### Action item:
Copy every entry below, exactly and in full.

───

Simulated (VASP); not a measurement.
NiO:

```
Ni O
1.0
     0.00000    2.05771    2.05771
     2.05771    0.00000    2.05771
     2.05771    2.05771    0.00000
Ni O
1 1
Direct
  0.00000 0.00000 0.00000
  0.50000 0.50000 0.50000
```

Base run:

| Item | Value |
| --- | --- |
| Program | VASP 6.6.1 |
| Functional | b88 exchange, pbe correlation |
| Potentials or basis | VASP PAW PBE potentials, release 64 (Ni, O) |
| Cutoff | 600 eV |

───

### Result:
Simulated (VASP); not a measurement.
NiO:

```
Ni O
1.0
     0.00000    2.05771    2.05771
     2.05771    0.00000    2.05771
     2.05771    2.05771    0.00000
Ni O
1 1
Direct
  0.00000 0.00000 0.00000
  0.50000 0.50000 0.50000
```

Base run:

| Item | Value |
| --- | --- |
| Program | VASP 6.6.1 |
| Functional | b88 exchange, pbe correlation |
| Potentials or basis | VASP PAW PBE potentials, release 64 (Ni, O) |
| Cutoff | 600 eV |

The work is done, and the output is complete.